• **Assignment**
Only an exact copy of the entries will serve as the answer.

───── Data extract

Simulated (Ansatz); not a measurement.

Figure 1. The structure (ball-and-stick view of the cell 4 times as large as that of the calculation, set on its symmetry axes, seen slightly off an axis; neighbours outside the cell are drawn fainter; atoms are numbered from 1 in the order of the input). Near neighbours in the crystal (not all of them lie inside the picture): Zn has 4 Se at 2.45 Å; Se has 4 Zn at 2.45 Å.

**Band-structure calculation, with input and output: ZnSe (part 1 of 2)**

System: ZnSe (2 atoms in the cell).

──────────

• **Expected answer**
Simulated (Ansatz); not a measurement.

Figure 1. The structure (ball-and-stick view of the cell 4 times as large as that of the calculation, set on its symmetry axes, seen slightly off an axis; neighbours outside the cell are drawn fainter; atoms are numbered from 1 in the order of the input). Near neighbours in the crystal (not all of them lie inside the picture): Zn has 4 Se at 2.45 Å; Se has 4 Zn at 2.45 Å.

**Band-structure calculation, with input and output: ZnSe (part 1 of 2)**

System: ZnSe (2 atoms in the cell).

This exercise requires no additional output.